### THE DATA
※ ※ ※

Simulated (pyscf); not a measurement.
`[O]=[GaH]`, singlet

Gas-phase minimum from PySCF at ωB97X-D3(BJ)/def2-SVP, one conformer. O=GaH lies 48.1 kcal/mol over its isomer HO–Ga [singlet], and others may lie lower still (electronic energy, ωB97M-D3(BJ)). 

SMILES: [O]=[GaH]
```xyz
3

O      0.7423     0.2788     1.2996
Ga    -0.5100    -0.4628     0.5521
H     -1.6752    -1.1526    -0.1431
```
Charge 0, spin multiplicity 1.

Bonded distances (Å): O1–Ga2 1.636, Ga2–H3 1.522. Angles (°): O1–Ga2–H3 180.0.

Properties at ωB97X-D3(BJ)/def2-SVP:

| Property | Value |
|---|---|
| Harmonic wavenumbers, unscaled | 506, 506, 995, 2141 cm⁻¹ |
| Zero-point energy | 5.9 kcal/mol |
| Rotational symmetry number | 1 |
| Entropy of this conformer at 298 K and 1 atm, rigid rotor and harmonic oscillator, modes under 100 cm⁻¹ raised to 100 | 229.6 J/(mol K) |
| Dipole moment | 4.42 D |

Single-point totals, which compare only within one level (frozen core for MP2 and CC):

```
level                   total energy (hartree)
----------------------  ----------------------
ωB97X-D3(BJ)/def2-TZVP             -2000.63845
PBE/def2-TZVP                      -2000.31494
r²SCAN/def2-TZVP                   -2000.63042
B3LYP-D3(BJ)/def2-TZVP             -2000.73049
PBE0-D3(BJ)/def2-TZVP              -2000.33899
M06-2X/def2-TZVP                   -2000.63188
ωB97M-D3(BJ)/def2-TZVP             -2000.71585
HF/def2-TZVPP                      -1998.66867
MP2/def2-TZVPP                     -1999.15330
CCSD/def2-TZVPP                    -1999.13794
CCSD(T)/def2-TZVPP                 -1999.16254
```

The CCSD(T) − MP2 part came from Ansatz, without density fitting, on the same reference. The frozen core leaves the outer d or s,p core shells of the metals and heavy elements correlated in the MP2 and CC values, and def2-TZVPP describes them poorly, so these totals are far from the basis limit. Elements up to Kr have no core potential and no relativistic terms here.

※ ※ ※

### EXERCISE
Within the data above, the span starting at the line containing "2141 cm⁻¹ |" and ending at the line containing "J/(mol K) |" is to be retyped exactly, with no other lines.

### EXERCISE RESULT
| Harmonic wavenumbers, unscaled | 506, 506, 995, 2141 cm⁻¹ |
| Zero-point energy | 5.9 kcal/mol |
| Rotational symmetry number | 1 |
| Entropy of this conformer at 298 K and 1 atm, rigid rotor and harmonic oscillator, modes under 100 cm⁻¹ raised to 100 | 229.6 J/(mol K) |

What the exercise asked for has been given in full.